_Action item_: The answer should consist solely of the lines from the first one below through the line containing "VASP | Ansatz |", copied exactly.

+++ Listed entries

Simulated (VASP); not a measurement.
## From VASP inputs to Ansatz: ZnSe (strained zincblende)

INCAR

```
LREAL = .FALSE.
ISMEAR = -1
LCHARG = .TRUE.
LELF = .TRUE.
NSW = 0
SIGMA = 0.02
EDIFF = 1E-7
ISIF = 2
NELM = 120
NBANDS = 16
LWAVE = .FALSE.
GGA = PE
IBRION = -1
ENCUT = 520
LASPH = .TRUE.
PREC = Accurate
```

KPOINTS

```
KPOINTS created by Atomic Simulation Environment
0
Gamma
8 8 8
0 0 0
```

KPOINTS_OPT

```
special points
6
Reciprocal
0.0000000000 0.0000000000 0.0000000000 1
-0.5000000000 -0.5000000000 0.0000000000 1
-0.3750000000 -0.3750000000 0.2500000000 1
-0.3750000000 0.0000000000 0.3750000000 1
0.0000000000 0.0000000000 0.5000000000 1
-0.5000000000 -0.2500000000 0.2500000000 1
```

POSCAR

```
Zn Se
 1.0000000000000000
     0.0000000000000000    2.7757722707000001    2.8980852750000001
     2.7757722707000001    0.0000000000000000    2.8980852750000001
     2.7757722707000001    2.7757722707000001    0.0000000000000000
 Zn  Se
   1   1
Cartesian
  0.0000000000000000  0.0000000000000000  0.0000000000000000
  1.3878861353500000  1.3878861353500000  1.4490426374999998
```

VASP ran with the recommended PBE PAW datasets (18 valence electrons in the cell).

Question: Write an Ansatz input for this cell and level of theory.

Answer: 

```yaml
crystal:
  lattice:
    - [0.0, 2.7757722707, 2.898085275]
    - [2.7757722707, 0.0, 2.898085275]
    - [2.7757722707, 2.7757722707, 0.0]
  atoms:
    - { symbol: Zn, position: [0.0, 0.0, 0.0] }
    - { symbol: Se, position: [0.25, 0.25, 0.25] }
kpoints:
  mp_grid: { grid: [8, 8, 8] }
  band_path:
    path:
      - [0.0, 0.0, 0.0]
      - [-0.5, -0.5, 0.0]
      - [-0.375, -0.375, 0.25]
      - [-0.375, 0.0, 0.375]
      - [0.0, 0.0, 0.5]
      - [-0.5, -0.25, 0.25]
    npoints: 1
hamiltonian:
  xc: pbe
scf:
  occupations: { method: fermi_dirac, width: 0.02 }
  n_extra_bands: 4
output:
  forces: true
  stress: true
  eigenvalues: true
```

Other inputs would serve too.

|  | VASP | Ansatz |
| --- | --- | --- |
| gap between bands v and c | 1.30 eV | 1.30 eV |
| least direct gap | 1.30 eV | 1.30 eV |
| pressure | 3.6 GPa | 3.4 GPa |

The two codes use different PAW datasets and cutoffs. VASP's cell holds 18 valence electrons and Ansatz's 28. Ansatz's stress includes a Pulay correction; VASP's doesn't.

++++++

_Response area_:
Simulated (VASP); not a measurement.
## From VASP inputs to Ansatz: ZnSe (strained zincblende)

INCAR

```
LREAL = .FALSE.
ISMEAR = -1
LCHARG = .TRUE.
LELF = .TRUE.
NSW = 0
SIGMA = 0.02
EDIFF = 1E-7
ISIF = 2
NELM = 120
NBANDS = 16
LWAVE = .FALSE.
GGA = PE
IBRION = -1
ENCUT = 520
LASPH = .TRUE.
PREC = Accurate
```

KPOINTS

```
KPOINTS created by Atomic Simulation Environment
0
Gamma
8 8 8
0 0 0
```

KPOINTS_OPT

```
special points
6
Reciprocal
0.0000000000 0.0000000000 0.0000000000 1
-0.5000000000 -0.5000000000 0.0000000000 1
-0.3750000000 -0.3750000000 0.2500000000 1
-0.3750000000 0.0000000000 0.3750000000 1
0.0000000000 0.0000000000 0.5000000000 1
-0.5000000000 -0.2500000000 0.2500000000 1
```

POSCAR

```
Zn Se
 1.0000000000000000
     0.0000000000000000    2.7757722707000001    2.8980852750000001
     2.7757722707000001    0.0000000000000000    2.8980852750000001
     2.7757722707000001    2.7757722707000001    0.0000000000000000
 Zn  Se
   1   1
Cartesian
  0.0000000000000000  0.0000000000000000  0.0000000000000000
  1.3878861353500000  1.3878861353500000  1.4490426374999998
```

VASP ran with the recommended PBE PAW datasets (18 valence electrons in the cell).

Question: Write an Ansatz input for this cell and level of theory.

Answer: 

```yaml
crystal:
  lattice:
    - [0.0, 2.7757722707, 2.898085275]
    - [2.7757722707, 0.0, 2.898085275]
    - [2.7757722707, 2.7757722707, 0.0]
  atoms:
    - { symbol: Zn, position: [0.0, 0.0, 0.0] }
    - { symbol: Se, position: [0.25, 0.25, 0.25] }
kpoints:
  mp_grid: { grid: [8, 8, 8] }
  band_path:
    path:
      - [0.0, 0.0, 0.0]
      - [-0.5, -0.5, 0.0]
      - [-0.375, -0.375, 0.25]
      - [-0.375, 0.0, 0.375]
      - [0.0, 0.0, 0.5]
      - [-0.5, -0.25, 0.25]
    npoints: 1
hamiltonian:
  xc: pbe
scf:
  occupations: { method: fermi_dirac, width: 0.02 }
  n_extra_bands: 4
output:
  forces: true
  stress: true
  eigenvalues: true
```

Other inputs would serve too.

|  | VASP | Ansatz |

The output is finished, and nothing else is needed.